Available data:
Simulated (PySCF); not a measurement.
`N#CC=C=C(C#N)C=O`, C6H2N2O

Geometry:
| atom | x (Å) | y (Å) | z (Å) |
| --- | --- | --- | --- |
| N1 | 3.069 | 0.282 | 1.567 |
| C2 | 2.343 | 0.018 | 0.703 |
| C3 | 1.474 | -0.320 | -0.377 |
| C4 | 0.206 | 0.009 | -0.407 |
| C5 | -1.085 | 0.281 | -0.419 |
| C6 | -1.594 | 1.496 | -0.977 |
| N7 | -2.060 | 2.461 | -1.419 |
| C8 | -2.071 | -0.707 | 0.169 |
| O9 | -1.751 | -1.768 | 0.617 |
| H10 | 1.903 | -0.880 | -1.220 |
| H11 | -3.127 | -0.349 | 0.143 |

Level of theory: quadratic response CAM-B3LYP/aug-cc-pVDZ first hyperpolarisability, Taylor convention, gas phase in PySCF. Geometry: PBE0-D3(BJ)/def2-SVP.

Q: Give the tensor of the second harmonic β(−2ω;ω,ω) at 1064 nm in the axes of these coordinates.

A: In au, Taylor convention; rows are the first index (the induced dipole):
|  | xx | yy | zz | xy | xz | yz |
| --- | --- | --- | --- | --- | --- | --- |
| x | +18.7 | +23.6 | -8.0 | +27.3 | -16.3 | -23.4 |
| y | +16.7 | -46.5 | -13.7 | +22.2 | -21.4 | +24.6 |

Assigned task:
Quote all of the entries verbatim.

Expected answer:
Simulated (PySCF); not a measurement.
`N#CC=C=C(C#N)C=O`, C6H2N2O

Geometry:
| atom | x (Å) | y (Å) | z (Å) |
| --- | --- | --- | --- |
| N1 | 3.069 | 0.282 | 1.567 |
| C2 | 2.343 | 0.018 | 0.703 |
| C3 | 1.474 | -0.320 | -0.377 |
| C4 | 0.206 | 0.009 | -0.407 |
| C5 | -1.085 | 0.281 | -0.419 |
| C6 | -1.594 | 1.496 | -0.977 |
| N7 | -2.060 | 2.461 | -1.419 |
| C8 | -2.071 | -0.707 | 0.169 |
| O9 | -1.751 | -1.768 | 0.617 |
| H10 | 1.903 | -0.880 | -1.220 |
| H11 | -3.127 | -0.349 | 0.143 |

Level of theory: quadratic response CAM-B3LYP/aug-cc-pVDZ first hyperpolarisability, Taylor convention, gas phase in PySCF. Geometry: PBE0-D3(BJ)/def2-SVP.

Q: Give the tensor of the second harmonic β(−2ω;ω,ω) at 1064 nm in the axes of these coordinates.

A: In au, Taylor convention; rows are the first index (the induced dipole):
|  | xx | yy | zz | xy | xz | yz |
| --- | --- | --- | --- | --- | --- | --- |
| x | +18.7 | +23.6 | -8.0 | +27.3 | -16.3 | -23.4 |
| y | +16.7 | -46.5 | -13.7 | +22.2 | -21.4 | +24.6 |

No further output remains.